Assignment: For the records below, output each line exactly as it appears, from the first through the line with "A: With PBEsol".

Dataset records:
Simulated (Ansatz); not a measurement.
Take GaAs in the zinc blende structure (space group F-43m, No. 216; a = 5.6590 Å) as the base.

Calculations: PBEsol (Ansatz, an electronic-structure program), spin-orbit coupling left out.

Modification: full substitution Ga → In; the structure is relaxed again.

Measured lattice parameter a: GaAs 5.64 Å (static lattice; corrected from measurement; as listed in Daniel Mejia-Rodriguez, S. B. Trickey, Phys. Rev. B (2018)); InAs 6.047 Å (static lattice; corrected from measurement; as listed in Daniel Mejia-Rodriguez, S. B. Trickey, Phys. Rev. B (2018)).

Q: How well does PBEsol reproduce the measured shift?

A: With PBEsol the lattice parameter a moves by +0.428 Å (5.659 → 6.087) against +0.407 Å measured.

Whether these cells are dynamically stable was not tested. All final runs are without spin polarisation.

Task answer:
Simulated (Ansatz); not a measurement.
Take GaAs in the zinc blende structure (space group F-43m, No. 216; a = 5.6590 Å) as the base.

Calculations: PBEsol (Ansatz, an electronic-structure program), spin-orbit coupling left out.

Modification: full substitution Ga → In; the structure is relaxed again.

Measured lattice parameter a: GaAs 5.64 Å (static lattice; corrected from measurement; as listed in Daniel Mejia-Rodriguez, S. B. Trickey, Phys. Rev. B (2018)); InAs 6.047 Å (static lattice; corrected from measurement; as listed in Daniel Mejia-Rodriguez, S. B. Trickey, Phys. Rev. B (2018)).

Q: How well does PBEsol reproduce the measured shift?

A: With PBEsol the lattice parameter a moves by +0.428 Å (5.659 → 6.087) against +0.407 Å measured.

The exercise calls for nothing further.